• **EXERCISE**: Copy the lines of the entries exactly, from the opening one to the one holding "Result: (a) pressure", and leave out everything after.

BEGIN DATA SUPPLIED
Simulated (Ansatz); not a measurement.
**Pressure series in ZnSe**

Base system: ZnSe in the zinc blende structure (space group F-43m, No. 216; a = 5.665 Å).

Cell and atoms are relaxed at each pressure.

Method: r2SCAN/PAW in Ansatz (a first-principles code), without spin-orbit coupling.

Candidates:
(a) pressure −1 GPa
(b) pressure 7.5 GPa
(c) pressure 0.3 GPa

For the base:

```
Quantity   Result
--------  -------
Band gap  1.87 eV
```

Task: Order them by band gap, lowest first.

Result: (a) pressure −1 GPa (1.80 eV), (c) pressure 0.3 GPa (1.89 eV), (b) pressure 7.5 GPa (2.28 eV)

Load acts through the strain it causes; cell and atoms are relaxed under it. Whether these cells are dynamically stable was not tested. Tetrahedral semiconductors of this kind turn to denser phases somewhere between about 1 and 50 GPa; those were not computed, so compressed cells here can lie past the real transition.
END DATA SUPPLIED

• **EXERCISE SOLUTION**:
Simulated (Ansatz); not a measurement.
**Pressure series in ZnSe**

Base system: ZnSe in the zinc blende structure (space group F-43m, No. 216; a = 5.665 Å).

Cell and atoms are relaxed at each pressure.

Method: r2SCAN/PAW in Ansatz (a first-principles code), without spin-orbit coupling.

Candidates:
(a) pressure −1 GPa
(b) pressure 7.5 GPa
(c) pressure 0.3 GPa

For the base:

```
Quantity   Result
--------  -------
Band gap  1.87 eV
```

Task: Order them by band gap, lowest first.

Result: (a) pressure −1 GPa (1.80 eV), (c) pressure 0.3 GPa (1.89 eV), (b) pressure 7.5 GPa (2.28 eV)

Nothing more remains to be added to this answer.